### Data under study
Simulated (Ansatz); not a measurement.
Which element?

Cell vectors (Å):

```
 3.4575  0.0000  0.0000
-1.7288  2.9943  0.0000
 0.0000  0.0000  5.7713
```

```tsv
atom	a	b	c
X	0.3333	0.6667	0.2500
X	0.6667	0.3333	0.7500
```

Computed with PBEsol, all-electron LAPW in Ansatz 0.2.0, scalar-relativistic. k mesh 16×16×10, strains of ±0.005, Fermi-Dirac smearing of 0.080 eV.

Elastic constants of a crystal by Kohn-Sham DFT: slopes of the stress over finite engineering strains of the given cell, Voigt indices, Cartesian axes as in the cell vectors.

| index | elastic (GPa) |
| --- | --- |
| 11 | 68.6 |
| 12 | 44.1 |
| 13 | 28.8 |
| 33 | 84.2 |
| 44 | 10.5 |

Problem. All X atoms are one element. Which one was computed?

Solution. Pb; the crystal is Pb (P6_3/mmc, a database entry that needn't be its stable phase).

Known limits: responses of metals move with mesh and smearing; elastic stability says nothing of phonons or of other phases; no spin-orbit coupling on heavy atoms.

### Exercise
Return the material above in full, exactly as written.

### Answer section
Simulated (Ansatz); not a measurement.
Which element?

Cell vectors (Å):

```
 3.4575  0.0000  0.0000
-1.7288  2.9943  0.0000
 0.0000  0.0000  5.7713
```

```tsv
atom	a	b	c
X	0.3333	0.6667	0.2500
X	0.6667	0.3333	0.7500
```

Computed with PBEsol, all-electron LAPW in Ansatz 0.2.0, scalar-relativistic. k mesh 16×16×10, strains of ±0.005, Fermi-Dirac smearing of 0.080 eV.

Elastic constants of a crystal by Kohn-Sham DFT: slopes of the stress over finite engineering strains of the given cell, Voigt indices, Cartesian axes as in the cell vectors.

| index | elastic (GPa) |
| --- | --- |
| 11 | 68.6 |
| 12 | 44.1 |
| 13 | 28.8 |
| 33 | 84.2 |
| 44 | 10.5 |

Problem. All X atoms are one element. Which one was computed?

Solution. Pb; the crystal is Pb (P6_3/mmc, a database entry that needn't be its stable phase).

Known limits: responses of metals move with mesh and smearing; elastic stability says nothing of phonons or of other phases; no spin-orbit coupling on heavy atoms.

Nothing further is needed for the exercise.